**Work item:** Return the records exactly, from the first line through the "Problem. Name a" line.

[Information Boundary: Start]

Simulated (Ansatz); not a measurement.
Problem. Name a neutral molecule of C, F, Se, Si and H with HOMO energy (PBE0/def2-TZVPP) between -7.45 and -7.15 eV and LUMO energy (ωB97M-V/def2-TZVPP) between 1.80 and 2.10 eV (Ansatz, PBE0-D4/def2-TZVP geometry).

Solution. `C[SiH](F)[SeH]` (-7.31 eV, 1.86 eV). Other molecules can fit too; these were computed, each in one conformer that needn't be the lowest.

[Information Boundary: End]

**Answer area:**
Simulated (Ansatz); not a measurement.
Problem. Name a neutral molecule of C, F, Se, Si and H with HOMO energy (PBE0/def2-TZVPP) between -7.45 and -7.15 eV and LUMO energy (ωB97M-V/def2-TZVPP) between 1.80 and 2.10 eV (Ansatz, PBE0-D4/def2-TZVP geometry).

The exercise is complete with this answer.